[[ DATASET EXCERPTS open ]]

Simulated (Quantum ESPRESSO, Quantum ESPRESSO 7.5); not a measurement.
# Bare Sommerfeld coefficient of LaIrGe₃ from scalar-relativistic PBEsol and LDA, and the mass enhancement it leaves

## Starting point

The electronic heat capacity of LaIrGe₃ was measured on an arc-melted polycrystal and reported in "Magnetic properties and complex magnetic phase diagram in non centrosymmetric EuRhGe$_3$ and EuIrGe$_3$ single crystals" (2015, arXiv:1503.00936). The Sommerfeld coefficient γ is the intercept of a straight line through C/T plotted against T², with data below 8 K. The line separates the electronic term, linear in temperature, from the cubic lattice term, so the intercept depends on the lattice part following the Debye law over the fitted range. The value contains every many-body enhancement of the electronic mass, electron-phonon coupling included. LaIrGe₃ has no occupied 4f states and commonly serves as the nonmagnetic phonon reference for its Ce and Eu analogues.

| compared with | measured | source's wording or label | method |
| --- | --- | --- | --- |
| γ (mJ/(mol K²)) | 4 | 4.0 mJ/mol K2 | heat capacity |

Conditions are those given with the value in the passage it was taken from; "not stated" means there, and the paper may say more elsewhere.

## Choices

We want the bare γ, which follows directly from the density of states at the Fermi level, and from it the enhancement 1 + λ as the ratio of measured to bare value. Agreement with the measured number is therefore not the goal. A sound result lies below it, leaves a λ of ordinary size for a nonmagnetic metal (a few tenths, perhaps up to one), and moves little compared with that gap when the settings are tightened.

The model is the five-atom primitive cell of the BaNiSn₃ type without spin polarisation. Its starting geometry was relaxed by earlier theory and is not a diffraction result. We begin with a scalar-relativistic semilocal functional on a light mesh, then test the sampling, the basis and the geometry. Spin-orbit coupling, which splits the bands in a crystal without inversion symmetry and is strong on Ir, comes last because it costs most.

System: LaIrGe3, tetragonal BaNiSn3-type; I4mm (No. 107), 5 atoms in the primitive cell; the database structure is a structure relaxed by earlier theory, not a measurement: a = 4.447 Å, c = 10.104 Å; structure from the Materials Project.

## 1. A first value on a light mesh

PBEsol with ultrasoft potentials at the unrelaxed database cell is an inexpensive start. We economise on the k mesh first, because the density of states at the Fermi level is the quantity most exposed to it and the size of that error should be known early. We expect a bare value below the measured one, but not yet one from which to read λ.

[[ DATASET EXCERPTS closed ]]

The exact lines of the material above starting at the one that contains "# Bare Sommerfeld" and ending at the one that contains "heat capacity |" are what to retype; leave out everything else.

# Bare Sommerfeld coefficient of LaIrGe₃ from scalar-relativistic PBEsol and LDA, and the mass enhancement it leaves

## Starting point

The electronic heat capacity of LaIrGe₃ was measured on an arc-melted polycrystal and reported in "Magnetic properties and complex magnetic phase diagram in non centrosymmetric EuRhGe$_3$ and EuIrGe$_3$ single crystals" (2015, arXiv:1503.00936). The Sommerfeld coefficient γ is the intercept of a straight line through C/T plotted against T², with data below 8 K. The line separates the electronic term, linear in temperature, from the cubic lattice term, so the intercept depends on the lattice part following the Debye law over the fitted range. The value contains every many-body enhancement of the electronic mass, electron-phonon coupling included. LaIrGe₃ has no occupied 4f states and commonly serves as the nonmagnetic phonon reference for its Ce and Eu analogues.

| compared with | measured | source's wording or label | method |
| --- | --- | --- | --- |
| γ (mJ/(mol K²)) | 4 | 4.0 mJ/mol K2 | heat capacity |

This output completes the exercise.